**REQUIRED ACTION:**
Repeat verbatim only the lines from the opening of the material below through the one that contains "The forces met".

**LISTED ENTRIES:**
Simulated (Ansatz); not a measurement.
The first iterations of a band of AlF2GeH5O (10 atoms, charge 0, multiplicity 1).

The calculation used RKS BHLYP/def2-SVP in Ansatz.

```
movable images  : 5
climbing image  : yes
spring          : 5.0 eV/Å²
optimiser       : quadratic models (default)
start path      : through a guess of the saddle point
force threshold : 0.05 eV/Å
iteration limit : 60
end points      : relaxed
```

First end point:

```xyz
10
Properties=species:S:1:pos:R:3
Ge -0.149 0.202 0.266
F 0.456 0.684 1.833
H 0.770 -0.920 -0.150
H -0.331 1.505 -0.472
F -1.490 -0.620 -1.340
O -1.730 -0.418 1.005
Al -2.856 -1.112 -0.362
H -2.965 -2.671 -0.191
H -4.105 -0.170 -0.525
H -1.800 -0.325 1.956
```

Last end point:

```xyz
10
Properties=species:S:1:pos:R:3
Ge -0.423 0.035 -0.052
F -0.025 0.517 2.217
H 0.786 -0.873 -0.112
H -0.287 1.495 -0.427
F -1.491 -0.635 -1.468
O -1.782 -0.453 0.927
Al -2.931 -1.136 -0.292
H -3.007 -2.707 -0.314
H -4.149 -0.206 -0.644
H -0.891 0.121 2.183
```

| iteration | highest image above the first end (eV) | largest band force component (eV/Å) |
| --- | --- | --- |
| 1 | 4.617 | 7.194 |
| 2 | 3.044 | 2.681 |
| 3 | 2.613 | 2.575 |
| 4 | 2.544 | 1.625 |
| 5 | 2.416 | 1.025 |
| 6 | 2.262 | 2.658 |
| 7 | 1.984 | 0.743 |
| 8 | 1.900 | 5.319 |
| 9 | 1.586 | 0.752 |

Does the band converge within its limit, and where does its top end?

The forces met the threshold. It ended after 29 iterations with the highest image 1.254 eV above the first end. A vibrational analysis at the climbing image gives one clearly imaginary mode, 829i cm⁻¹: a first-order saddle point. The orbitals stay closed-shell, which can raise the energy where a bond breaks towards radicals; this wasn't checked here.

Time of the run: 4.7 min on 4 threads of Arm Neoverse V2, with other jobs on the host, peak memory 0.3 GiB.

**RESPONSE BOX:**
Simulated (Ansatz); not a measurement.
The first iterations of a band of AlF2GeH5O (10 atoms, charge 0, multiplicity 1).

The calculation used RKS BHLYP/def2-SVP in Ansatz.

```
movable images  : 5
climbing image  : yes
spring          : 5.0 eV/Å²
optimiser       : quadratic models (default)
start path      : through a guess of the saddle point
force threshold : 0.05 eV/Å
iteration limit : 60
end points      : relaxed
```

First end point:

```xyz
10
Properties=species:S:1:pos:R:3
Ge -0.149 0.202 0.266
F 0.456 0.684 1.833
H 0.770 -0.920 -0.150
H -0.331 1.505 -0.472
F -1.490 -0.620 -1.340
O -1.730 -0.418 1.005
Al -2.856 -1.112 -0.362
H -2.965 -2.671 -0.191
H -4.105 -0.170 -0.525
H -1.800 -0.325 1.956
```

Last end point:

```xyz
10
Properties=species:S:1:pos:R:3
Ge -0.423 0.035 -0.052
F -0.025 0.517 2.217
H 0.786 -0.873 -0.112
H -0.287 1.495 -0.427
F -1.491 -0.635 -1.468
O -1.782 -0.453 0.927
Al -2.931 -1.136 -0.292
H -3.007 -2.707 -0.314
H -4.149 -0.206 -0.644
H -0.891 0.121 2.183
```

| iteration | highest image above the first end (eV) | largest band force component (eV/Å) |
| --- | --- | --- |
| 1 | 4.617 | 7.194 |
| 2 | 3.044 | 2.681 |
| 3 | 2.613 | 2.575 |
| 4 | 2.544 | 1.625 |
| 5 | 2.416 | 1.025 |
| 6 | 2.262 | 2.658 |
| 7 | 1.984 | 0.743 |
| 8 | 1.900 | 5.319 |
| 9 | 1.586 | 0.752 |

Does the band converge within its limit, and where does its top end?

The forces met the threshold. It ended after 29 iterations with the highest image 1.254 eV above the first end. A vibrational analysis at the climbing image gives one clearly imaginary mode, 829i cm⁻¹: a first-order saddle point. The orbitals stay closed-shell, which can raise the energy where a bond breaks towards radicals; this wasn't checked here.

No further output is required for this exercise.